◆ RECORD EXCERPTS:
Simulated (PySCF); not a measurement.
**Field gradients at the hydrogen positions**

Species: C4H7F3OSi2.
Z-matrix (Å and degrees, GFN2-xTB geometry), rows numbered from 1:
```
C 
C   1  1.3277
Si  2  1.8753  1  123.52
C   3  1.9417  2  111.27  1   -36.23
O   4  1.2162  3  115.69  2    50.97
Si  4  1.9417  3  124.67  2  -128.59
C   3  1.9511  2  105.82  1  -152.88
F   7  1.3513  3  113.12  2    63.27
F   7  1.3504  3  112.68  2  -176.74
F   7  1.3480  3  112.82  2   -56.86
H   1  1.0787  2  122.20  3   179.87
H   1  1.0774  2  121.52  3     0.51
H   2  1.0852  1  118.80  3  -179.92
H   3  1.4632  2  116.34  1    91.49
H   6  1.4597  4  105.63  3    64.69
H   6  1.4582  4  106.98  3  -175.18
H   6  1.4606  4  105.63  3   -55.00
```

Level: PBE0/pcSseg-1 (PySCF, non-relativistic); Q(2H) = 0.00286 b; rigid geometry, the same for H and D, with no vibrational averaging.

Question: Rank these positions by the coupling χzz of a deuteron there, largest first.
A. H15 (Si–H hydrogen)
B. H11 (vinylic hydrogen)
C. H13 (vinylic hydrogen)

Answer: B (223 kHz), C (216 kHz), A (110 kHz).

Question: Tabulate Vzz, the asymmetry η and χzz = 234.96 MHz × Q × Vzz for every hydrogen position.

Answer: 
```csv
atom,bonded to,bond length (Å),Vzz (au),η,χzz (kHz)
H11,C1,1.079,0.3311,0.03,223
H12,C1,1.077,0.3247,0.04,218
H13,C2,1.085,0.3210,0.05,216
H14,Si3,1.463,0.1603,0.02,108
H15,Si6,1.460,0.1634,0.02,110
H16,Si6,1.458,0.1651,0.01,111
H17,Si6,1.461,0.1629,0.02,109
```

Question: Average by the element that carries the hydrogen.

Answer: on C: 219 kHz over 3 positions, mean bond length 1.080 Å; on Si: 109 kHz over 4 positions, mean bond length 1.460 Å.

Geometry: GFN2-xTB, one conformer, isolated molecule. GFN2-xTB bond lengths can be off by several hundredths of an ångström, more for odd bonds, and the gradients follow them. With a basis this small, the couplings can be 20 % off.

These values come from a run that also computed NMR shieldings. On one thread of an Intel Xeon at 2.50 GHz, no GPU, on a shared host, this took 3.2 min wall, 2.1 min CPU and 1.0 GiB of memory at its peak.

◆ ACTION ITEM:
A verbatim transcription is required: the first line of the listing, the line containing "Geometry: GFN2-xTB, one", and every line between them.

◆ RESPONSE BOX:
Simulated (PySCF); not a measurement.
**Field gradients at the hydrogen positions**

Species: C4H7F3OSi2.
Z-matrix (Å and degrees, GFN2-xTB geometry), rows numbered from 1:
```
C 
C   1  1.3277
Si  2  1.8753  1  123.52
C   3  1.9417  2  111.27  1   -36.23
O   4  1.2162  3  115.69  2    50.97
Si  4  1.9417  3  124.67  2  -128.59
C   3  1.9511  2  105.82  1  -152.88
F   7  1.3513  3  113.12  2    63.27
F   7  1.3504  3  112.68  2  -176.74
F   7  1.3480  3  112.82  2   -56.86
H   1  1.0787  2  122.20  3   179.87
H   1  1.0774  2  121.52  3     0.51
H   2  1.0852  1  118.80  3  -179.92
H   3  1.4632  2  116.34  1    91.49
H   6  1.4597  4  105.63  3    64.69
H   6  1.4582  4  106.98  3  -175.18
H   6  1.4606  4  105.63  3   -55.00
```

Level: PBE0/pcSseg-1 (PySCF, non-relativistic); Q(2H) = 0.00286 b; rigid geometry, the same for H and D, with no vibrational averaging.

Question: Rank these positions by the coupling χzz of a deuteron there, largest first.
A. H15 (Si–H hydrogen)
B. H11 (vinylic hydrogen)
C. H13 (vinylic hydrogen)

Answer: B (223 kHz), C (216 kHz), A (110 kHz).

Question: Tabulate Vzz, the asymmetry η and χzz = 234.96 MHz × Q × Vzz for every hydrogen position.

Answer: 
```csv
atom,bonded to,bond length (Å),Vzz (au),η,χzz (kHz)
H11,C1,1.079,0.3311,0.03,223
H12,C1,1.077,0.3247,0.04,218
H13,C2,1.085,0.3210,0.05,216
H14,Si3,1.463,0.1603,0.02,108
H15,Si6,1.460,0.1634,0.02,110
H16,Si6,1.458,0.1651,0.01,111
H17,Si6,1.461,0.1629,0.02,109
```

Question: Average by the element that carries the hydrogen.

Answer: on C: 219 kHz over 3 positions, mean bond length 1.080 Å; on Si: 109 kHz over 4 positions, mean bond length 1.460 Å.

Geometry: GFN2-xTB, one conformer, isolated molecule. GFN2-xTB bond lengths can be off by several hundredths of an ångström, more for odd bonds, and the gradients follow them. With a basis this small, the couplings can be 20 % off.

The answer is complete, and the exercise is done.